__Material shown__.
________________

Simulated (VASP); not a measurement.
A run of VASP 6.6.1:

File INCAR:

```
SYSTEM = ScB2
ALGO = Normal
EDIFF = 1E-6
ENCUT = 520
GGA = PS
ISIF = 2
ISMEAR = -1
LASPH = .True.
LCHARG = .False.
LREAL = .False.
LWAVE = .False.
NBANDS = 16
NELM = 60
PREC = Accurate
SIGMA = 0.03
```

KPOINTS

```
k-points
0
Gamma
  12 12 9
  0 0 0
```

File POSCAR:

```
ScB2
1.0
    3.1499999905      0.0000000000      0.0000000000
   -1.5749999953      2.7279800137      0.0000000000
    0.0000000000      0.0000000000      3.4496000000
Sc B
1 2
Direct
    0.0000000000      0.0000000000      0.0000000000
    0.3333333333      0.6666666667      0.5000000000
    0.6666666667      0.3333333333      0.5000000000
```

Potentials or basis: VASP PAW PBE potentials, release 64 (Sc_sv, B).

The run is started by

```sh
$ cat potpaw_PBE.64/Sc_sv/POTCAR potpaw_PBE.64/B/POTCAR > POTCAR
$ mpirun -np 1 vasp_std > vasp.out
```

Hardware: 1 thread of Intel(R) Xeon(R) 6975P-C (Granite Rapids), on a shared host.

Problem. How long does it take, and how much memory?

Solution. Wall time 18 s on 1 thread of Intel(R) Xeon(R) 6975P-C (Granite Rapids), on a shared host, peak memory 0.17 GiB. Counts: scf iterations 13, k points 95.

________________

__Work request__. Reproduce exactly the lines from the beginning of the entries above up to and including the line that contains "Problem. How long".

__Task solution__.
Simulated (VASP); not a measurement.
A run of VASP 6.6.1:

File INCAR:

```
SYSTEM = ScB2
ALGO = Normal
EDIFF = 1E-6
ENCUT = 520
GGA = PS
ISIF = 2
ISMEAR = -1
LASPH = .True.
LCHARG = .False.
LREAL = .False.
LWAVE = .False.
NBANDS = 16
NELM = 60
PREC = Accurate
SIGMA = 0.03
```

KPOINTS

```
k-points
0
Gamma
  12 12 9
  0 0 0
```

File POSCAR:

```
ScB2
1.0
    3.1499999905      0.0000000000      0.0000000000
   -1.5749999953      2.7279800137      0.0000000000
    0.0000000000      0.0000000000      3.4496000000
Sc B
1 2
Direct
    0.0000000000      0.0000000000      0.0000000000
    0.3333333333      0.6666666667      0.5000000000
    0.6666666667      0.3333333333      0.5000000000
```

Potentials or basis: VASP PAW PBE potentials, release 64 (Sc_sv, B).

The run is started by

```sh
$ cat potpaw_PBE.64/Sc_sv/POTCAR potpaw_PBE.64/B/POTCAR > POTCAR
$ mpirun -np 1 vasp_std > vasp.out
```

Hardware: 1 thread of Intel(R) Xeon(R) 6975P-C (Granite Rapids), on a shared host.

Problem. How long does it take, and how much memory?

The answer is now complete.